- Opening Delimiter -

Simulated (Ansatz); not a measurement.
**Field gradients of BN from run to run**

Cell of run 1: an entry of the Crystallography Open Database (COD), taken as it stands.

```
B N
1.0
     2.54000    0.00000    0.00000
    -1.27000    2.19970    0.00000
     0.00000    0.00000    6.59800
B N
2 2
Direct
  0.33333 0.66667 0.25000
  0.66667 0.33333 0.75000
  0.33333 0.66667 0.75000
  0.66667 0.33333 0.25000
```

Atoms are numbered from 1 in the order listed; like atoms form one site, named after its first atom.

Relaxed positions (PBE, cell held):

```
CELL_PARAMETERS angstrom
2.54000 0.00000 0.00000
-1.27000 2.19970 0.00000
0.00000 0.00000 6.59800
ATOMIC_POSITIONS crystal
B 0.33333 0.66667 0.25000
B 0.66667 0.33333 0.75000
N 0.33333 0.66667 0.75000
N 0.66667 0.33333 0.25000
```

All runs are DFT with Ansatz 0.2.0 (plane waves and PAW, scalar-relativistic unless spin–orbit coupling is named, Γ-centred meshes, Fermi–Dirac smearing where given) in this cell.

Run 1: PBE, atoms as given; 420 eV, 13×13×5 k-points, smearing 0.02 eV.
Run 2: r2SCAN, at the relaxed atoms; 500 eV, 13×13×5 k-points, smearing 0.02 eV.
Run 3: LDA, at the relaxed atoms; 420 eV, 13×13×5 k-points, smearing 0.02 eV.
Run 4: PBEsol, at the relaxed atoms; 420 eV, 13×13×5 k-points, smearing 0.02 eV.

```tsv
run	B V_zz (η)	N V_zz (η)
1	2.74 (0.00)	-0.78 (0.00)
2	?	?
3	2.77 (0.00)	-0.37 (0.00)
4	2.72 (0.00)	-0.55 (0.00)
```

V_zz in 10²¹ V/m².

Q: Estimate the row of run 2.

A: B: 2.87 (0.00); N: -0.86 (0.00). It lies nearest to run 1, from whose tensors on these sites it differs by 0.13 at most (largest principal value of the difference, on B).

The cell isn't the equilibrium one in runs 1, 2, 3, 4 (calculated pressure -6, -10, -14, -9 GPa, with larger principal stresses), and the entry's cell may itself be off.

- Closing Delimiter -

§ **REQUIREMENT**: Restate, please, word for word the span of records running from the first line to the line bearing "V_zz in 10²¹ V/m².", both included, and nothing outside it.

§ **ANSWER BOX**:
Simulated (Ansatz); not a measurement.
**Field gradients of BN from run to run**

Cell of run 1: an entry of the Crystallography Open Database (COD), taken as it stands.

```
B N
1.0
     2.54000    0.00000    0.00000
    -1.27000    2.19970    0.00000
     0.00000    0.00000    6.59800
B N
2 2
Direct
  0.33333 0.66667 0.25000
  0.66667 0.33333 0.75000
  0.33333 0.66667 0.75000
  0.66667 0.33333 0.25000
```

Atoms are numbered from 1 in the order listed; like atoms form one site, named after its first atom.

Relaxed positions (PBE, cell held):

```
CELL_PARAMETERS angstrom
2.54000 0.00000 0.00000
-1.27000 2.19970 0.00000
0.00000 0.00000 6.59800
ATOMIC_POSITIONS crystal
B 0.33333 0.66667 0.25000
B 0.66667 0.33333 0.75000
N 0.33333 0.66667 0.75000
N 0.66667 0.33333 0.25000
```

All runs are DFT with Ansatz 0.2.0 (plane waves and PAW, scalar-relativistic unless spin–orbit coupling is named, Γ-centred meshes, Fermi–Dirac smearing where given) in this cell.

Run 1: PBE, atoms as given; 420 eV, 13×13×5 k-points, smearing 0.02 eV.
Run 2: r2SCAN, at the relaxed atoms; 500 eV, 13×13×5 k-points, smearing 0.02 eV.
Run 3: LDA, at the relaxed atoms; 420 eV, 13×13×5 k-points, smearing 0.02 eV.
Run 4: PBEsol, at the relaxed atoms; 420 eV, 13×13×5 k-points, smearing 0.02 eV.

```tsv
run	B V_zz (η)	N V_zz (η)
1	2.74 (0.00)	-0.78 (0.00)
2	?	?
3	2.77 (0.00)	-0.37 (0.00)
4	2.72 (0.00)	-0.55 (0.00)
```

V_zz in 10²¹ V/m².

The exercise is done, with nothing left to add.